## REQUIREMENT
Transcribe exactly the lines that begin the material and continue through the line containing "Taking the third-order". Leave out whatever follows.

## MATERIAL PROVIDED
_ _ _ _ _
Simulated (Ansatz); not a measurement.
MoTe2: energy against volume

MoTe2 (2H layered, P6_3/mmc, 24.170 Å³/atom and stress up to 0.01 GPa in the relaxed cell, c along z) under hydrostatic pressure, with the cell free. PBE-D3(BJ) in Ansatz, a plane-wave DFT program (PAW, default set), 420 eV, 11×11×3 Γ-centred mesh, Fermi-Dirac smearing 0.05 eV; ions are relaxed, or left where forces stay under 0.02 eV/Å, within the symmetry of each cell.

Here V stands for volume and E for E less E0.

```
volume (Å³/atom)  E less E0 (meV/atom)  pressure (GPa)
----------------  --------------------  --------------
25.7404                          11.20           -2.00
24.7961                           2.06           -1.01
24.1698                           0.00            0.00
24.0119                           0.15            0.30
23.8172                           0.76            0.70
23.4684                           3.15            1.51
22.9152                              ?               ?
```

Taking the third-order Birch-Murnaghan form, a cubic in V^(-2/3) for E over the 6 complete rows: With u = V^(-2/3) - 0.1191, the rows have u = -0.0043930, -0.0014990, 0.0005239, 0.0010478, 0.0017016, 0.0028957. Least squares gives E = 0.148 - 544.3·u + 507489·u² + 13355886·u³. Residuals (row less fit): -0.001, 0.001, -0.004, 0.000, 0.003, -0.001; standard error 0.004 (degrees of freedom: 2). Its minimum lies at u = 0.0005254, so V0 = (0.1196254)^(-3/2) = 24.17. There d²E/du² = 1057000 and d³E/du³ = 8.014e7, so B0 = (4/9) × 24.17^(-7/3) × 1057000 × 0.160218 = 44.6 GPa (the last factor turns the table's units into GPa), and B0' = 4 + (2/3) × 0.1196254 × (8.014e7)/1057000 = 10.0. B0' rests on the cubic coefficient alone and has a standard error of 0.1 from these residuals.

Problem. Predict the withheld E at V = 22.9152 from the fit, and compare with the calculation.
_ _ _ _ _

## EXERCISE SOLUTION
Simulated (Ansatz); not a measurement.
MoTe2: energy against volume

MoTe2 (2H layered, P6_3/mmc, 24.170 Å³/atom and stress up to 0.01 GPa in the relaxed cell, c along z) under hydrostatic pressure, with the cell free. PBE-D3(BJ) in Ansatz, a plane-wave DFT program (PAW, default set), 420 eV, 11×11×3 Γ-centred mesh, Fermi-Dirac smearing 0.05 eV; ions are relaxed, or left where forces stay under 0.02 eV/Å, within the symmetry of each cell.

Here V stands for volume and E for E less E0.

```
volume (Å³/atom)  E less E0 (meV/atom)  pressure (GPa)
----------------  --------------------  --------------
25.7404                          11.20           -2.00
24.7961                           2.06           -1.01
24.1698                           0.00            0.00
24.0119                           0.15            0.30
23.8172                           0.76            0.70
23.4684                           3.15            1.51
22.9152                              ?               ?
```

Taking the third-order Birch-Murnaghan form, a cubic in V^(-2/3) for E over the 6 complete rows: With u = V^(-2/3) - 0.1191, the rows have u = -0.0043930, -0.0014990, 0.0005239, 0.0010478, 0.0017016, 0.0028957. Least squares gives E = 0.148 - 544.3·u + 507489·u² + 13355886·u³. Residuals (row less fit): -0.001, 0.001, -0.004, 0.000, 0.003, -0.001; standard error 0.004 (degrees of freedom: 2). Its minimum lies at u = 0.0005254, so V0 = (0.1196254)^(-3/2) = 24.17. There d²E/du² = 1057000 and d³E/du³ = 8.014e7, so B0 = (4/9) × 24.17^(-7/3) × 1057000 × 0.160218 = 44.6 GPa (the last factor turns the table's units into GPa), and B0' = 4 + (2/3) × 0.1196254 × (8.014e7)/1057000 = 10.0. B0' rests on the cubic coefficient alone and has a standard error of 0.1 from these residuals.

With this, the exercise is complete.